|---|
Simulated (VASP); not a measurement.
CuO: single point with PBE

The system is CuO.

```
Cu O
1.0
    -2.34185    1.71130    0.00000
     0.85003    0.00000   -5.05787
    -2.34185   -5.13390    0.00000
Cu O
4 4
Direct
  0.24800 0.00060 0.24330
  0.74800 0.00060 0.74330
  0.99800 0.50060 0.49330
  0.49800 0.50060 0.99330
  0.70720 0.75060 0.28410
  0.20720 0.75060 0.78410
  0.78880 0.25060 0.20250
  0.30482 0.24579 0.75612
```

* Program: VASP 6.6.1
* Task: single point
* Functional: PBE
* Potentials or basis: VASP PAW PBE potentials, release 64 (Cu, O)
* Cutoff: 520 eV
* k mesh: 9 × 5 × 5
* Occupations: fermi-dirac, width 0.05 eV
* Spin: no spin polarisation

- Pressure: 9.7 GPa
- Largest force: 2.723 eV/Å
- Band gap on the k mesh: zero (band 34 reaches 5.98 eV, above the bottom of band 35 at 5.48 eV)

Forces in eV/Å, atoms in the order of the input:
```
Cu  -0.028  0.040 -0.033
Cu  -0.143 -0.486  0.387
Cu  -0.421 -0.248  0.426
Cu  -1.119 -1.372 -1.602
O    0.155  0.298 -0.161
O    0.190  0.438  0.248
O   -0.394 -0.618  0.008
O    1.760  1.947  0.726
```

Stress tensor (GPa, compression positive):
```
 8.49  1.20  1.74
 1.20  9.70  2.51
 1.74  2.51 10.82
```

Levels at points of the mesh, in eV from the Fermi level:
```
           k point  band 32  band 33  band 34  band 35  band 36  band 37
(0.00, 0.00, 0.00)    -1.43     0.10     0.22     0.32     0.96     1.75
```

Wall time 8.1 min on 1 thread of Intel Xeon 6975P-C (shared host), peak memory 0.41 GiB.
|---|

> _Work request_
Quote, word for word, every line from the top of the entries through the line that holds "Task: single point".

> _Your response_
Simulated (VASP); not a measurement.
CuO: single point with PBE

The system is CuO.

```
Cu O
1.0
    -2.34185    1.71130    0.00000
     0.85003    0.00000   -5.05787
    -2.34185   -5.13390    0.00000
Cu O
4 4
Direct
  0.24800 0.00060 0.24330
  0.74800 0.00060 0.74330
  0.99800 0.50060 0.49330
  0.49800 0.50060 0.99330
  0.70720 0.75060 0.28410
  0.20720 0.75060 0.78410
  0.78880 0.25060 0.20250
  0.30482 0.24579 0.75612
```

* Program: VASP 6.6.1
* Task: single point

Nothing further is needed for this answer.